• Data for review:
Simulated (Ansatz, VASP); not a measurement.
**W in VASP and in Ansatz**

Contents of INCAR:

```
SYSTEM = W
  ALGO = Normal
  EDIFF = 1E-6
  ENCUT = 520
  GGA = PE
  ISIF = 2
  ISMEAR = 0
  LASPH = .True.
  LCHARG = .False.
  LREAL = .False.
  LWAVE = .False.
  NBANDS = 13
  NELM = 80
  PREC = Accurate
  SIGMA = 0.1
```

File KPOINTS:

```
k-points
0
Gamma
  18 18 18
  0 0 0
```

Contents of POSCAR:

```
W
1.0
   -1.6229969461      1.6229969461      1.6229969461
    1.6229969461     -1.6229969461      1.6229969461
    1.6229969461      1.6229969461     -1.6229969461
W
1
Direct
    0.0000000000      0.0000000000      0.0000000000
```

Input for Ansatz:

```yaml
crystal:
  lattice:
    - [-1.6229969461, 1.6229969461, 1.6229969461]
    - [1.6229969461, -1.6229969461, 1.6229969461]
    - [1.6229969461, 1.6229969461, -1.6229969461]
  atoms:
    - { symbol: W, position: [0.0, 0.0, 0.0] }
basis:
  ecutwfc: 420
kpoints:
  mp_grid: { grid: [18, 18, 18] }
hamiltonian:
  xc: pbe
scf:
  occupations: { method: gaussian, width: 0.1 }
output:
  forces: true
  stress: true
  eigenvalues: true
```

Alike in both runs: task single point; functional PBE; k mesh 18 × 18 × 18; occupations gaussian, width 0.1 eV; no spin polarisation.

• Work request: Type the entries out again so that they match exactly.

• Written response:
Simulated (Ansatz, VASP); not a measurement.
**W in VASP and in Ansatz**

Contents of INCAR:

```
SYSTEM = W
  ALGO = Normal
  EDIFF = 1E-6
  ENCUT = 520
  GGA = PE
  ISIF = 2
  ISMEAR = 0
  LASPH = .True.
  LCHARG = .False.
  LREAL = .False.
  LWAVE = .False.
  NBANDS = 13
  NELM = 80
  PREC = Accurate
  SIGMA = 0.1
```

File KPOINTS:

```
k-points
0
Gamma
  18 18 18
  0 0 0
```

Contents of POSCAR:

```
W
1.0
   -1.6229969461      1.6229969461      1.6229969461
    1.6229969461     -1.6229969461      1.6229969461
    1.6229969461      1.6229969461     -1.6229969461
W
1
Direct
    0.0000000000      0.0000000000      0.0000000000
```

Input for Ansatz:

```yaml
crystal:
  lattice:
    - [-1.6229969461, 1.6229969461, 1.6229969461]
    - [1.6229969461, -1.6229969461, 1.6229969461]
    - [1.6229969461, 1.6229969461, -1.6229969461]
  atoms:
    - { symbol: W, position: [0.0, 0.0, 0.0] }
basis:
  ecutwfc: 420
kpoints:
  mp_grid: { grid: [18, 18, 18] }
hamiltonian:
  xc: pbe
scf:
  occupations: { method: gaussian, width: 0.1 }
output:
  forces: true
  stress: true
  eigenvalues: true
```

Alike in both runs: task single point; functional PBE; k mesh 18 × 18 × 18; occupations gaussian, width 0.1 eV; no spin polarisation.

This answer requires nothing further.